* **Data shown**
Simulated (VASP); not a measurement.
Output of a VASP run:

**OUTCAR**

* **Required action**
The listing above has to be written out again in full, exactly as shown.

* **Task answer**
Simulated (VASP); not a measurement.
Output of a VASP run:

**OUTCAR**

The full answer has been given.